####################

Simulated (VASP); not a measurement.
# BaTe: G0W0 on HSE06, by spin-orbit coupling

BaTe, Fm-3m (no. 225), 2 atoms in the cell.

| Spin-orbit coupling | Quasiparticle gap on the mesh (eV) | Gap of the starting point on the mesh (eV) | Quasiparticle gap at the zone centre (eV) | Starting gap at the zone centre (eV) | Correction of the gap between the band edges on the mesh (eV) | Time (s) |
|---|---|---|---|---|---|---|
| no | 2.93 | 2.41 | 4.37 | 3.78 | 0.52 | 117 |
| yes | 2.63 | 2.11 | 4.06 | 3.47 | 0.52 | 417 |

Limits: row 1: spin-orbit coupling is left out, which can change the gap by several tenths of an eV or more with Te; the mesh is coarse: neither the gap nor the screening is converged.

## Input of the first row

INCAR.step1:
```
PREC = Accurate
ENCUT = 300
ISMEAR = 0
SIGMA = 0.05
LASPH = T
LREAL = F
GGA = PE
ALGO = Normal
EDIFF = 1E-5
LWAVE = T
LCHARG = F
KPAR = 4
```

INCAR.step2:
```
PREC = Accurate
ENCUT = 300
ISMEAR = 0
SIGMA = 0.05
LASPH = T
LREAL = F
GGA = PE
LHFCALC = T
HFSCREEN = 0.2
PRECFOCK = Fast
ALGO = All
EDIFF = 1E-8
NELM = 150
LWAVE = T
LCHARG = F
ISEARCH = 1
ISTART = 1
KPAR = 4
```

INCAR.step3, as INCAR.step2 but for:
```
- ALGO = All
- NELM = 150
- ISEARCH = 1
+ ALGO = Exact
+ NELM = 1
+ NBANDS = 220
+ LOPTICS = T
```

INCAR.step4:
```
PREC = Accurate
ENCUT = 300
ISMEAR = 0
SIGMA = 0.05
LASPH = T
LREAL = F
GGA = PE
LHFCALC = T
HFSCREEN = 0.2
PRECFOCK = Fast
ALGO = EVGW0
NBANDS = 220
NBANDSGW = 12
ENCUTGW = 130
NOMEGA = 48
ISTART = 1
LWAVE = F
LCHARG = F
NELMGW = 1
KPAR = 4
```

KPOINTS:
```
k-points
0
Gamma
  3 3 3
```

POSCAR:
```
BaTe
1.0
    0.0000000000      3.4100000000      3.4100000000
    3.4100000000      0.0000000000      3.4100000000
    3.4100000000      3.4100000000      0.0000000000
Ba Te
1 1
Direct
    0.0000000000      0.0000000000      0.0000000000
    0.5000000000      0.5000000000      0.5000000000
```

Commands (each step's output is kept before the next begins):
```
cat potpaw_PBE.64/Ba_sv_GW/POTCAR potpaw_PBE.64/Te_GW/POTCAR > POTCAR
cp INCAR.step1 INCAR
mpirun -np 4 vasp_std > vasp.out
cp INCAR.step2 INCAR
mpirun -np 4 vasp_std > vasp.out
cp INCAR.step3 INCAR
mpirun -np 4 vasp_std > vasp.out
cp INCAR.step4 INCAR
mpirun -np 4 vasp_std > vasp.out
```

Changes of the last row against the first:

####################

→ **Exercise**: Output all lines from the beginning of the data up to the line holding "BaTe, Fm-3m (no. 225), 2 atoms in the cell.", that line included, exactly as written.

→ **Written response**:
Simulated (VASP); not a measurement.
# BaTe: G0W0 on HSE06, by spin-orbit coupling

BaTe, Fm-3m (no. 225), 2 atoms in the cell.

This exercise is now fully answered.